• _Brief_: The answer must be the full listing, repeated word for word.

____ Records shown

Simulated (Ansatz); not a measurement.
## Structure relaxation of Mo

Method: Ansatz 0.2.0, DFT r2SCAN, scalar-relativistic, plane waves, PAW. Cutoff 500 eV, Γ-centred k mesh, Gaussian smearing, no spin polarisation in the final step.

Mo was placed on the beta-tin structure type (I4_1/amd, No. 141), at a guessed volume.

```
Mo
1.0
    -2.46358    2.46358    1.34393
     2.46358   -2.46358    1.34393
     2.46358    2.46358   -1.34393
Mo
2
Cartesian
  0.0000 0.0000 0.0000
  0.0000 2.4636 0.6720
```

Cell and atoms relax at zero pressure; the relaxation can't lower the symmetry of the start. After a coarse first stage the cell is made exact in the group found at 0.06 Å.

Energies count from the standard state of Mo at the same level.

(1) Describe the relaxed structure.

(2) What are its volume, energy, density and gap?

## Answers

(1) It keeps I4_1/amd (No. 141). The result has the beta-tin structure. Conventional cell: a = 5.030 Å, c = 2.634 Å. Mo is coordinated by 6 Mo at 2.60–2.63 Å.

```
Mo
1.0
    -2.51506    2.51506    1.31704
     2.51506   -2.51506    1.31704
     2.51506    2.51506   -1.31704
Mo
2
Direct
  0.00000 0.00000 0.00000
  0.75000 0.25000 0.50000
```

________

• _Answer space_:
Simulated (Ansatz); not a measurement.
## Structure relaxation of Mo

Method: Ansatz 0.2.0, DFT r2SCAN, scalar-relativistic, plane waves, PAW. Cutoff 500 eV, Γ-centred k mesh, Gaussian smearing, no spin polarisation in the final step.

Mo was placed on the beta-tin structure type (I4_1/amd, No. 141), at a guessed volume.

```
Mo
1.0
    -2.46358    2.46358    1.34393
     2.46358   -2.46358    1.34393
     2.46358    2.46358   -1.34393
Mo
2
Cartesian
  0.0000 0.0000 0.0000
  0.0000 2.4636 0.6720
```

Cell and atoms relax at zero pressure; the relaxation can't lower the symmetry of the start. After a coarse first stage the cell is made exact in the group found at 0.06 Å.

Energies count from the standard state of Mo at the same level.

(1) Describe the relaxed structure.

(2) What are its volume, energy, density and gap?

## Answers

(1) It keeps I4_1/amd (No. 141). The result has the beta-tin structure. Conventional cell: a = 5.030 Å, c = 2.634 Å. Mo is coordinated by 6 Mo at 2.60–2.63 Å.

```
Mo
1.0
    -2.51506    2.51506    1.31704
     2.51506   -2.51506    1.31704
     2.51506    2.51506   -1.31704
Mo
2
Direct
  0.00000 0.00000 0.00000
  0.75000 0.25000 0.50000
```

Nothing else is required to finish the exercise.